In the response, each entry below should appear again exactly as given.

····················

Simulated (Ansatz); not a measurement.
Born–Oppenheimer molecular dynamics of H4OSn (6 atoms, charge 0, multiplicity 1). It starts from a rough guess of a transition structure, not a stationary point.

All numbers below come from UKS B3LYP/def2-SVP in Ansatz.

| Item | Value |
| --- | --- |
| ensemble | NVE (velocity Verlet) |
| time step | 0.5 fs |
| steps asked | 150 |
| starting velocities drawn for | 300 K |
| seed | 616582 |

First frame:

····················

**RESPONSE BOX:**
Simulated (Ansatz); not a measurement.
Born–Oppenheimer molecular dynamics of H4OSn (6 atoms, charge 0, multiplicity 1). It starts from a rough guess of a transition structure, not a stationary point.

All numbers below come from UKS B3LYP/def2-SVP in Ansatz.

| Item | Value |
| --- | --- |
| ensemble | NVE (velocity Verlet) |
| time step | 0.5 fs |
| steps asked | 150 |
| starting velocities drawn for | 300 K |
| seed | 616582 |

First frame:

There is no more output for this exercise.